REQUIREMENT:
Range to output from the entries below: the line containing "Cell: a = 11.763" through the line containing "(1) Estimate the". Set it down exactly, ends included, nothing else.

RAW DATA:
-------------------------
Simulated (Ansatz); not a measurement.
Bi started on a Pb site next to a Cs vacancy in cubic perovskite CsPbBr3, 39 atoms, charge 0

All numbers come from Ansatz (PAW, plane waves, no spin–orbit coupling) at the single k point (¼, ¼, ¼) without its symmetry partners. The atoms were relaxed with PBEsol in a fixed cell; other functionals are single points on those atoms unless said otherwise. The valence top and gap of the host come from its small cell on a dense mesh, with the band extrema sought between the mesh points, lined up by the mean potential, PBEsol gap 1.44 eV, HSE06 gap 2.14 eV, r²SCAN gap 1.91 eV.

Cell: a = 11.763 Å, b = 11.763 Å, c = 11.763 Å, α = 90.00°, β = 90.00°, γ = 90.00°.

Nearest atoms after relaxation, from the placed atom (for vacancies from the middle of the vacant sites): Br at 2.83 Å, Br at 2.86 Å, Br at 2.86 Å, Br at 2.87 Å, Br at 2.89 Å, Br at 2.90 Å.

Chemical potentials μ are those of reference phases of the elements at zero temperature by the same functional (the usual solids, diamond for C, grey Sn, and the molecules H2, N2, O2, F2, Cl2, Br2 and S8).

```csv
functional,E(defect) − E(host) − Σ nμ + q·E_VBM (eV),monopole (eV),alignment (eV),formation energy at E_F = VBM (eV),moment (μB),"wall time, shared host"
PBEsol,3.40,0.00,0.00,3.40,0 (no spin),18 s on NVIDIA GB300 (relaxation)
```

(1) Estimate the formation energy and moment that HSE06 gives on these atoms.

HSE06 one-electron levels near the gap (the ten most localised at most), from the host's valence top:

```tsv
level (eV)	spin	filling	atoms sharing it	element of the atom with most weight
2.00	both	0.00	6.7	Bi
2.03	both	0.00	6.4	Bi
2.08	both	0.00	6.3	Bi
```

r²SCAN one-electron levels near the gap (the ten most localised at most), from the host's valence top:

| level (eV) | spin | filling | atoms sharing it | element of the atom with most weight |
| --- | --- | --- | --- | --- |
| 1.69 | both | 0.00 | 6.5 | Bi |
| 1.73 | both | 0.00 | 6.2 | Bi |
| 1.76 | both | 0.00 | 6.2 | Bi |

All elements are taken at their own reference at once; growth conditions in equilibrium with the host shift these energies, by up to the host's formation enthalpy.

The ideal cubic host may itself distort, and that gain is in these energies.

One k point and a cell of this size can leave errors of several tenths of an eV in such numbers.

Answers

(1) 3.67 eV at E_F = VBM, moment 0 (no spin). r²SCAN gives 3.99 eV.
-------------------------

ANSWER BOX:
Cell: a = 11.763 Å, b = 11.763 Å, c = 11.763 Å, α = 90.00°, β = 90.00°, γ = 90.00°.

Nearest atoms after relaxation, from the placed atom (for vacancies from the middle of the vacant sites): Br at 2.83 Å, Br at 2.86 Å, Br at 2.86 Å, Br at 2.87 Å, Br at 2.89 Å, Br at 2.90 Å.

Chemical potentials μ are those of reference phases of the elements at zero temperature by the same functional (the usual solids, diamond for C, grey Sn, and the molecules H2, N2, O2, F2, Cl2, Br2 and S8).

```csv
functional,E(defect) − E(host) − Σ nμ + q·E_VBM (eV),monopole (eV),alignment (eV),formation energy at E_F = VBM (eV),moment (μB),"wall time, shared host"
PBEsol,3.40,0.00,0.00,3.40,0 (no spin),18 s on NVIDIA GB300 (relaxation)
```

(1) Estimate the formation energy and moment that HSE06 gives on these atoms.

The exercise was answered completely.